WORK ORDER: Start at the line below containing "Q: Give the" and stop at the line containing "doublet | forces asked |". Repeat every line of that stretch exactly, and nothing outside it.

### DATA EXTRACT

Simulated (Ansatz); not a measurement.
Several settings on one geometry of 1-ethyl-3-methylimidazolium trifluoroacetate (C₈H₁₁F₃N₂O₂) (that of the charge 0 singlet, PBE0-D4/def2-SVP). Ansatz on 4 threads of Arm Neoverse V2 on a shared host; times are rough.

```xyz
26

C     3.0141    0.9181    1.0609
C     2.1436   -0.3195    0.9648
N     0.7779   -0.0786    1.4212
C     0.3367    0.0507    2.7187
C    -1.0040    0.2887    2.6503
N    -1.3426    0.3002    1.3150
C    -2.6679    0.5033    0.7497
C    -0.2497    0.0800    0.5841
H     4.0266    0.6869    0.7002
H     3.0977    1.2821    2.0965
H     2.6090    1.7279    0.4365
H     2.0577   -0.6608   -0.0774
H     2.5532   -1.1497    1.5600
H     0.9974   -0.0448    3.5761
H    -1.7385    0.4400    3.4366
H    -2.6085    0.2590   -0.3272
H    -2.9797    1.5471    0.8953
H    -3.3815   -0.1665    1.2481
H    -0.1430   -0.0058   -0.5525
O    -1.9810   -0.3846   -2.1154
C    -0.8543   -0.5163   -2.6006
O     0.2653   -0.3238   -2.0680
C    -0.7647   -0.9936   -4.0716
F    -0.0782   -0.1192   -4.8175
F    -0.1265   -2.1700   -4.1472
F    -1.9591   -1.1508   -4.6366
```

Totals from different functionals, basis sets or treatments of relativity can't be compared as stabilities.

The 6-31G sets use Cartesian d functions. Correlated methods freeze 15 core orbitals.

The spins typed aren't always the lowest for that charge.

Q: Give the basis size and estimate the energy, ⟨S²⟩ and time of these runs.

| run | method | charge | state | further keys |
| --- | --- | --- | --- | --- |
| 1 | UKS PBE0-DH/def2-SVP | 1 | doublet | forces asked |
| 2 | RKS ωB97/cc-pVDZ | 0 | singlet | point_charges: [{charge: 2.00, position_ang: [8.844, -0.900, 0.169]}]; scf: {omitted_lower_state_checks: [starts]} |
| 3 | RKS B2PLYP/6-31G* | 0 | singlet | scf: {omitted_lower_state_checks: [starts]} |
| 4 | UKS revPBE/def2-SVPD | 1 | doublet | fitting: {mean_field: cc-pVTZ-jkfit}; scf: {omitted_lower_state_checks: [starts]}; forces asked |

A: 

######

EXERCISE OUTPUT:
Q: Give the basis size and estimate the energy, ⟨S²⟩ and time of these runs.

| run | method | charge | state | further keys |
| --- | --- | --- | --- | --- |
| 1 | UKS PBE0-DH/def2-SVP | 1 | doublet | forces asked |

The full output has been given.